Print the data below exactly, but only the lines from the one containing "A. HfS(OH)₂ (singlet)" down to the one containing "E. MoS(OH)₂ (triplet)", inclusive.

+++ Recorded data +++

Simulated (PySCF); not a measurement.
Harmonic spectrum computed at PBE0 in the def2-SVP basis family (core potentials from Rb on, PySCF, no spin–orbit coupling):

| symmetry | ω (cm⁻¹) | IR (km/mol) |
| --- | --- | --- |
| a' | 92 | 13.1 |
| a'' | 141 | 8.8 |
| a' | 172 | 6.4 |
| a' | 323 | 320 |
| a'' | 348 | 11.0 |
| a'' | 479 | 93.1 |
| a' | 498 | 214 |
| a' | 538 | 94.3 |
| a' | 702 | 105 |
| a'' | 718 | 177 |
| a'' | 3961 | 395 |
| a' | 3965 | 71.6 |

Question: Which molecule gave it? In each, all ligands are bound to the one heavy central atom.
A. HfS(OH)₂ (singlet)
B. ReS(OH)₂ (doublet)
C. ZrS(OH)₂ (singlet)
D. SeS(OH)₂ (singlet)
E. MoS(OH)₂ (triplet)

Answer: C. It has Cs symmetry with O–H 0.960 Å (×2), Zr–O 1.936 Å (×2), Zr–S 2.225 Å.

+++

Result ▸
A. HfS(OH)₂ (singlet)
B. ReS(OH)₂ (doublet)
C. ZrS(OH)₂ (singlet)
D. SeS(OH)₂ (singlet)
E. MoS(OH)₂ (triplet)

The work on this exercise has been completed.